__Assigned task__
Reproduce the records below exactly as they appear.

--- START ---

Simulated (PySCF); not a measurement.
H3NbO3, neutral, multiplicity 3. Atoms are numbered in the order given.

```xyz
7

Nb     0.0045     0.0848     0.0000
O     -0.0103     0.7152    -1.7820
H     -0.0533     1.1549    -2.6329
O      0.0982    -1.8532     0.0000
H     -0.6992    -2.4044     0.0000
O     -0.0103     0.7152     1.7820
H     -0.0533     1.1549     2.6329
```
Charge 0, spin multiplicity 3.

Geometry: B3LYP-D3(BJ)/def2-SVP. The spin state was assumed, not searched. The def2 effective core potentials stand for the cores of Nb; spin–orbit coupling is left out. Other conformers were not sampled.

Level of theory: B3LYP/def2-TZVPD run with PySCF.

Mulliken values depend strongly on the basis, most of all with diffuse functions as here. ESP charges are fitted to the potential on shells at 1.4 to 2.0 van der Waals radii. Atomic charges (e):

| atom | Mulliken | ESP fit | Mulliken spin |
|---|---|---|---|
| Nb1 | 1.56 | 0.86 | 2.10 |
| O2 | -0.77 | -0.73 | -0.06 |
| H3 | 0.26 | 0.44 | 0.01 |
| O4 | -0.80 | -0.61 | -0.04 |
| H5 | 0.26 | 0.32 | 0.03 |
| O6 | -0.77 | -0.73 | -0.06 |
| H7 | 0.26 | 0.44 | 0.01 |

--- END ---

__Exercise response__
Simulated (PySCF); not a measurement.
H3NbO3, neutral, multiplicity 3. Atoms are numbered in the order given.

```xyz
7

Nb     0.0045     0.0848     0.0000
O     -0.0103     0.7152    -1.7820
H     -0.0533     1.1549    -2.6329
O      0.0982    -1.8532     0.0000
H     -0.6992    -2.4044     0.0000
O     -0.0103     0.7152     1.7820
H     -0.0533     1.1549     2.6329
```
Charge 0, spin multiplicity 3.

Geometry: B3LYP-D3(BJ)/def2-SVP. The spin state was assumed, not searched. The def2 effective core potentials stand for the cores of Nb; spin–orbit coupling is left out. Other conformers were not sampled.

Level of theory: B3LYP/def2-TZVPD run with PySCF.

Mulliken values depend strongly on the basis, most of all with diffuse functions as here. ESP charges are fitted to the potential on shells at 1.4 to 2.0 van der Waals radii. Atomic charges (e):

| atom | Mulliken | ESP fit | Mulliken spin |
|---|---|---|---|
| Nb1 | 1.56 | 0.86 | 2.10 |
| O2 | -0.77 | -0.73 | -0.06 |
| H3 | 0.26 | 0.44 | 0.01 |
| O4 | -0.80 | -0.61 | -0.04 |
| H5 | 0.26 | 0.32 | 0.03 |
| O6 | -0.77 | -0.73 | -0.06 |
| H7 | 0.26 | 0.44 | 0.01 |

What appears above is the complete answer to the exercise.